◆ **SUPPLIED RECORDS**:
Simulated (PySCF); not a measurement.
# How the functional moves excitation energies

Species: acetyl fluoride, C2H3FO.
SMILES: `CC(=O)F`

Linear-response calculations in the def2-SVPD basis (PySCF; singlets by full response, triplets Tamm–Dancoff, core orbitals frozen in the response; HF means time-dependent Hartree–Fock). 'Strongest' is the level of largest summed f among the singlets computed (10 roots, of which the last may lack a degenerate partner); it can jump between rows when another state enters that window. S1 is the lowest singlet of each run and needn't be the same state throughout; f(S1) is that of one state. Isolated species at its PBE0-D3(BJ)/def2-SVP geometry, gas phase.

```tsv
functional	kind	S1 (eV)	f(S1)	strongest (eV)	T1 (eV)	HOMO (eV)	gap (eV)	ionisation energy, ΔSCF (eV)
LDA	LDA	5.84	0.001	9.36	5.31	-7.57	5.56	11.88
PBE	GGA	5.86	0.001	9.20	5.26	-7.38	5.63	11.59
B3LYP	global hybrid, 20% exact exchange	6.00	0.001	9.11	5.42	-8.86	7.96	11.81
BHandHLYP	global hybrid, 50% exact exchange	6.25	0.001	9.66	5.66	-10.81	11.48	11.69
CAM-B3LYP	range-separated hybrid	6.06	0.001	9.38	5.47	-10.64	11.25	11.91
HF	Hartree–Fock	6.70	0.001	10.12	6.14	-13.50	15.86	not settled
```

◆ **BRIEF**: Take the data above and reproduce it exactly.

◆ **RESPONSE AREA**:
Simulated (PySCF); not a measurement.
# How the functional moves excitation energies

Species: acetyl fluoride, C2H3FO.
SMILES: `CC(=O)F`

Linear-response calculations in the def2-SVPD basis (PySCF; singlets by full response, triplets Tamm–Dancoff, core orbitals frozen in the response; HF means time-dependent Hartree–Fock). 'Strongest' is the level of largest summed f among the singlets computed (10 roots, of which the last may lack a degenerate partner); it can jump between rows when another state enters that window. S1 is the lowest singlet of each run and needn't be the same state throughout; f(S1) is that of one state. Isolated species at its PBE0-D3(BJ)/def2-SVP geometry, gas phase.

```tsv
functional	kind	S1 (eV)	f(S1)	strongest (eV)	T1 (eV)	HOMO (eV)	gap (eV)	ionisation energy, ΔSCF (eV)
LDA	LDA	5.84	0.001	9.36	5.31	-7.57	5.56	11.88
PBE	GGA	5.86	0.001	9.20	5.26	-7.38	5.63	11.59
B3LYP	global hybrid, 20% exact exchange	6.00	0.001	9.11	5.42	-8.86	7.96	11.81
BHandHLYP	global hybrid, 50% exact exchange	6.25	0.001	9.66	5.66	-10.81	11.48	11.69
CAM-B3LYP	range-separated hybrid	6.06	0.001	9.38	5.47	-10.64	11.25	11.91
HF	Hartree–Fock	6.70	0.001	10.12	6.14	-13.50	15.86	not settled
```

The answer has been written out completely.